========================================================================
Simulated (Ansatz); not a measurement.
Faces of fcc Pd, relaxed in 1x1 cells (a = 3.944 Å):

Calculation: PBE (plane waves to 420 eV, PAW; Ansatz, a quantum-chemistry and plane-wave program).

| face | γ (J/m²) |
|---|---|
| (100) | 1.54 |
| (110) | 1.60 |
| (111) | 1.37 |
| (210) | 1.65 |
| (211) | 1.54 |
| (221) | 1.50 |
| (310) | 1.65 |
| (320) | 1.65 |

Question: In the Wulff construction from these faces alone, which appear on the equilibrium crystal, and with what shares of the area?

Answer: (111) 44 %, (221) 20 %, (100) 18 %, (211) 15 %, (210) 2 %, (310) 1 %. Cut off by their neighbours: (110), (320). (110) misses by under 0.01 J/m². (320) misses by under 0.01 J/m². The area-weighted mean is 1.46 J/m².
========================================================================

• **Work order**
Transcribe the entire listing above precisely.

• **Exercise response**
Simulated (Ansatz); not a measurement.
Faces of fcc Pd, relaxed in 1x1 cells (a = 3.944 Å):

Calculation: PBE (plane waves to 420 eV, PAW; Ansatz, a quantum-chemistry and plane-wave program).

| face | γ (J/m²) |
|---|---|
| (100) | 1.54 |
| (110) | 1.60 |
| (111) | 1.37 |
| (210) | 1.65 |
| (211) | 1.54 |
| (221) | 1.50 |
| (310) | 1.65 |
| (320) | 1.65 |

Question: In the Wulff construction from these faces alone, which appear on the equilibrium crystal, and with what shares of the area?

Answer: (111) 44 %, (221) 20 %, (100) 18 %, (211) 15 %, (210) 2 %, (310) 1 %. Cut off by their neighbours: (110), (320). (110) misses by under 0.01 J/m². (320) misses by under 0.01 J/m². The area-weighted mean is 1.46 J/m².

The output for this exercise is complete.